[[ Entries provided open ]]

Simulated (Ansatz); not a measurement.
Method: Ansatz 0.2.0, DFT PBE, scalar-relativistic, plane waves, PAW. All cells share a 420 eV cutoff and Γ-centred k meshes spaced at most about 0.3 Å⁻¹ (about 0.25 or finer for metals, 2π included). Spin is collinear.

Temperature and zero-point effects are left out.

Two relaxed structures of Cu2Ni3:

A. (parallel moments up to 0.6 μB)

[[ Entries provided closed ]]

* Task item *
Quote each line above in full, word for word.

* Answer area *
Simulated (Ansatz); not a measurement.
Method: Ansatz 0.2.0, DFT PBE, scalar-relativistic, plane waves, PAW. All cells share a 420 eV cutoff and Γ-centred k meshes spaced at most about 0.3 Å⁻¹ (about 0.25 or finer for metals, 2π included). Spin is collinear.

Temperature and zero-point effects are left out.

Two relaxed structures of Cu2Ni3:

A. (parallel moments up to 0.6 μB)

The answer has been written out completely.